Extracted information
>>>>

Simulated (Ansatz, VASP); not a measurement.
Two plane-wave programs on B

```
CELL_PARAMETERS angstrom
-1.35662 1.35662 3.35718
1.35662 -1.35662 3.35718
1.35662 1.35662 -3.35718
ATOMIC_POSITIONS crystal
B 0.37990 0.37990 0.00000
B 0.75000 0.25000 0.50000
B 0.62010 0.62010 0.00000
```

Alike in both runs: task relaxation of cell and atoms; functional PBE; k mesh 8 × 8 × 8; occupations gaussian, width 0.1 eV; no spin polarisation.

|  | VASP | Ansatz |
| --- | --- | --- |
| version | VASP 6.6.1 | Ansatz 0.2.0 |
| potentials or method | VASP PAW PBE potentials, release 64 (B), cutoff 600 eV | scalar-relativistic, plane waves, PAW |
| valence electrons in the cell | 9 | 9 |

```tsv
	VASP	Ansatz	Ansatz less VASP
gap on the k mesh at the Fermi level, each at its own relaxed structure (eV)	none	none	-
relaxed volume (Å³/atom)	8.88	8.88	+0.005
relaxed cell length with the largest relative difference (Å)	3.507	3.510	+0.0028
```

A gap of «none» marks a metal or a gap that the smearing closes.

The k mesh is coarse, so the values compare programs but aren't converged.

<<<<

Action item
Looking at the entries above, can you reproduce exactly the lines from the one that holds "Ansatz 0.2.0 |" through the one that holds "the smearing closes.", and only those?

Task answer
| version | VASP 6.6.1 | Ansatz 0.2.0 |
| potentials or method | VASP PAW PBE potentials, release 64 (B), cutoff 600 eV | scalar-relativistic, plane waves, PAW |
| valence electrons in the cell | 9 | 9 |

```tsv
	VASP	Ansatz	Ansatz less VASP
gap on the k mesh at the Fermi level, each at its own relaxed structure (eV)	none	none	-
relaxed volume (Å³/atom)	8.88	8.88	+0.005
relaxed cell length with the largest relative difference (Å)	3.507	3.510	+0.0028
```

A gap of «none» marks a metal or a gap that the smearing closes.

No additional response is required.